• _EXTRACTED RECORDS_
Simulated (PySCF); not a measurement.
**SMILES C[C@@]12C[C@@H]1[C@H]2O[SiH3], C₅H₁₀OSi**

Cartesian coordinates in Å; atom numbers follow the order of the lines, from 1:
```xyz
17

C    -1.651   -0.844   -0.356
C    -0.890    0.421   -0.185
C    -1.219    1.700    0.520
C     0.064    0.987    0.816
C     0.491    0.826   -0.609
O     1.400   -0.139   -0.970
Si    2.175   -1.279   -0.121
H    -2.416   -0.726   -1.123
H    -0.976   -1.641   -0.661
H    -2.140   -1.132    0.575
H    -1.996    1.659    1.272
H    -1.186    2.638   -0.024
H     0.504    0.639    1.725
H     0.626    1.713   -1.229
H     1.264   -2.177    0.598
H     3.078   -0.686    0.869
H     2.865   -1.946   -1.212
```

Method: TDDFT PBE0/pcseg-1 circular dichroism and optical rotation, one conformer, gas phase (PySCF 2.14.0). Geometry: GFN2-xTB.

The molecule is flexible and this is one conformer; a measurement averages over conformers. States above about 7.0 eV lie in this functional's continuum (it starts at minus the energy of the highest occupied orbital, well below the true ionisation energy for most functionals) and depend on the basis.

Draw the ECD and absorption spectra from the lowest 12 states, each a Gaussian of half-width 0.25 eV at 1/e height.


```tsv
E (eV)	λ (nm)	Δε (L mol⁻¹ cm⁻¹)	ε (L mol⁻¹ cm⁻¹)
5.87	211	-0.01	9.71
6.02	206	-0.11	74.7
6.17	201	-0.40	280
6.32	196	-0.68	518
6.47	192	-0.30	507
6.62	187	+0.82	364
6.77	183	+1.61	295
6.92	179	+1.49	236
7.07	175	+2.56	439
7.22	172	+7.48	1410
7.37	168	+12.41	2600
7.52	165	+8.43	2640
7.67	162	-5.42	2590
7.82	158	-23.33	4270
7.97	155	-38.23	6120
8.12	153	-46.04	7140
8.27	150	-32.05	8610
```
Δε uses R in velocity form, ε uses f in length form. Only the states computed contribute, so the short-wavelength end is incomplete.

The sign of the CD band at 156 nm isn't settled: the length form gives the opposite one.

• _ASSIGNED TASK_
Once you find the line with "Cartesian coordinates in" above, print it and every line after it up to and including the line with "Method: TDDFT PBE0/pcseg-1", exactly as written and nothing else.

• _TASK ANSWER_
Cartesian coordinates in Å; atom numbers follow the order of the lines, from 1:
```xyz
17

C    -1.651   -0.844   -0.356
C    -0.890    0.421   -0.185
C    -1.219    1.700    0.520
C     0.064    0.987    0.816
C     0.491    0.826   -0.609
O     1.400   -0.139   -0.970
Si    2.175   -1.279   -0.121
H    -2.416   -0.726   -1.123
H    -0.976   -1.641   -0.661
H    -2.140   -1.132    0.575
H    -1.996    1.659    1.272
H    -1.186    2.638   -0.024
H     0.504    0.639    1.725
H     0.626    1.713   -1.229
H     1.264   -2.177    0.598
H     3.078   -0.686    0.869
H     2.865   -1.946   -1.212
```

Method: TDDFT PBE0/pcseg-1 circular dichroism and optical rotation, one conformer, gas phase (PySCF 2.14.0). Geometry: GFN2-xTB.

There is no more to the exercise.